▶ _Task item_
Retype each entry below precisely as it reads.

Material shown Start Marker

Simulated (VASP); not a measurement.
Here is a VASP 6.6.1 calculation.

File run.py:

Material shown End Marker

▶ _Worked solution_
Simulated (VASP); not a measurement.
Here is a VASP 6.6.1 calculation.

File run.py:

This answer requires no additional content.